> Activity
Print every line of the listing below, starting with the line that holds "The driver reads" and going on through the line that holds "121.5, 42.0 ppm |", both included, and print nothing else.

*** Opening Record excerpts ***

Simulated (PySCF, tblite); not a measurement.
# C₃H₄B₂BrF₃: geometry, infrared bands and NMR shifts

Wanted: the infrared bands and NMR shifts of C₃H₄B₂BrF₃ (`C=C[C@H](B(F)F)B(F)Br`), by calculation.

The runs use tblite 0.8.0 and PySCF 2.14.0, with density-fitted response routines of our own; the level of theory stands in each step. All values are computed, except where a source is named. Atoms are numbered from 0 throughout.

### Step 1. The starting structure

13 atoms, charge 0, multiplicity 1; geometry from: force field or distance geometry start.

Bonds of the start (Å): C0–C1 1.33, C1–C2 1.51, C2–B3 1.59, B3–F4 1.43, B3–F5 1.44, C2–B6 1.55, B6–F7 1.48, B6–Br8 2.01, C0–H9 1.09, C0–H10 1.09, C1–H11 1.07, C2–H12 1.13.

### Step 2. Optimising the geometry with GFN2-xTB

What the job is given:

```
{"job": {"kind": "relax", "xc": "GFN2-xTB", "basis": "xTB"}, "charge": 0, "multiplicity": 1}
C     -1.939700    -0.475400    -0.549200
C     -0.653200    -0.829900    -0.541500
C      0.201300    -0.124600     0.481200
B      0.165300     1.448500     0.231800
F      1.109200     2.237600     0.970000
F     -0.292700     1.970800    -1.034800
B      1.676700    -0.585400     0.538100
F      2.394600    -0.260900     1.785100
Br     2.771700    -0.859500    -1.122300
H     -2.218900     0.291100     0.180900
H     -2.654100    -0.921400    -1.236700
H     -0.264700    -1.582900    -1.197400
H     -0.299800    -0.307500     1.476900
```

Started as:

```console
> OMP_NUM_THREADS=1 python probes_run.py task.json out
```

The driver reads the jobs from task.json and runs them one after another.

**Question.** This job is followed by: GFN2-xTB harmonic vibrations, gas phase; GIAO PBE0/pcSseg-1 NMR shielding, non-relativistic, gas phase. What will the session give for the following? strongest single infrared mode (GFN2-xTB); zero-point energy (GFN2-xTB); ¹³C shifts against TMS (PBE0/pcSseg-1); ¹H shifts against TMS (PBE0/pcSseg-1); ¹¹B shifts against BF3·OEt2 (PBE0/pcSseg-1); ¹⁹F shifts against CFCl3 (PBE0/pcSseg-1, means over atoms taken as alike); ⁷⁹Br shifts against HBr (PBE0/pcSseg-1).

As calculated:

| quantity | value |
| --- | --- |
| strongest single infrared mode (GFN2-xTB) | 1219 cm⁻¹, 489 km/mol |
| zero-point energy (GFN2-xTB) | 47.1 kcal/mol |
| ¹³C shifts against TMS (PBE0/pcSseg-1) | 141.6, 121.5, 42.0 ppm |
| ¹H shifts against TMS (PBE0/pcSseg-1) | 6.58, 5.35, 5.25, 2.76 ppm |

*** Closing Record excerpts ***

> Task result
The driver reads the jobs from task.json and runs them one after another.

**Question.** This job is followed by: GFN2-xTB harmonic vibrations, gas phase; GIAO PBE0/pcSseg-1 NMR shielding, non-relativistic, gas phase. What will the session give for the following? strongest single infrared mode (GFN2-xTB); zero-point energy (GFN2-xTB); ¹³C shifts against TMS (PBE0/pcSseg-1); ¹H shifts against TMS (PBE0/pcSseg-1); ¹¹B shifts against BF3·OEt2 (PBE0/pcSseg-1); ¹⁹F shifts against CFCl3 (PBE0/pcSseg-1, means over atoms taken as alike); ⁷⁹Br shifts against HBr (PBE0/pcSseg-1).

As calculated:

| quantity | value |
| --- | --- |
| strongest single infrared mode (GFN2-xTB) | 1219 cm⁻¹, 489 km/mol |
| zero-point energy (GFN2-xTB) | 47.1 kcal/mol |
| ¹³C shifts against TMS (PBE0/pcSseg-1) | 141.6, 121.5, 42.0 ppm |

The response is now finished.